• ACTION ITEM: What appears from the first line of the data below through the line containing "This isn't the", both included, should be copied exactly, and nothing else.

• INFORMATION GIVEN:
──────────────────────────────

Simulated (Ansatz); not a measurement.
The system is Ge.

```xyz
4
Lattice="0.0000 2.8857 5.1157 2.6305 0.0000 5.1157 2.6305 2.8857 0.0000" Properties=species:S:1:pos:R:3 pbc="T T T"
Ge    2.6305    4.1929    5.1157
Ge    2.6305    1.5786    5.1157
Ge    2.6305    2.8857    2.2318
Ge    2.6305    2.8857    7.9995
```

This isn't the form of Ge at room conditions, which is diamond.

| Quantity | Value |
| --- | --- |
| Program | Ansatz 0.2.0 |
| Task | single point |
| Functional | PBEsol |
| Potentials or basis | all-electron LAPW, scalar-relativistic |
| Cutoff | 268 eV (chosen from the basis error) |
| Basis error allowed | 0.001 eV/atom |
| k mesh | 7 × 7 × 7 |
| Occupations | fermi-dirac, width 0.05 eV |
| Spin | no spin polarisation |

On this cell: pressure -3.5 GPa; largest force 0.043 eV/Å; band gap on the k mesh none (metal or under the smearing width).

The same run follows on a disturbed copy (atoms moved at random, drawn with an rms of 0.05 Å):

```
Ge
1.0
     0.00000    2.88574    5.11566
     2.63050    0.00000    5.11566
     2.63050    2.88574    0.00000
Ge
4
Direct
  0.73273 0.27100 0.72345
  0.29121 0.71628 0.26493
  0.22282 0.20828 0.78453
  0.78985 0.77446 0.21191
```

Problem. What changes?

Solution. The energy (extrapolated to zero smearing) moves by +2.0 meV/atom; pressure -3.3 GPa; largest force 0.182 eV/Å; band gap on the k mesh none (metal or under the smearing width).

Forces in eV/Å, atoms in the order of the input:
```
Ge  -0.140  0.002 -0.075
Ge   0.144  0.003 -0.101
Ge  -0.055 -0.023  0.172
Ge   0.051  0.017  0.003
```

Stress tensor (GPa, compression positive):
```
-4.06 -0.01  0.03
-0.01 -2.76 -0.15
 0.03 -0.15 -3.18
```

──────────────────────────────

• EXERCISE OUTPUT:
Simulated (Ansatz); not a measurement.
The system is Ge.

```xyz
4
Lattice="0.0000 2.8857 5.1157 2.6305 0.0000 5.1157 2.6305 2.8857 0.0000" Properties=species:S:1:pos:R:3 pbc="T T T"
Ge    2.6305    4.1929    5.1157
Ge    2.6305    1.5786    5.1157
Ge    2.6305    2.8857    2.2318
Ge    2.6305    2.8857    7.9995
```

This isn't the form of Ge at room conditions, which is diamond.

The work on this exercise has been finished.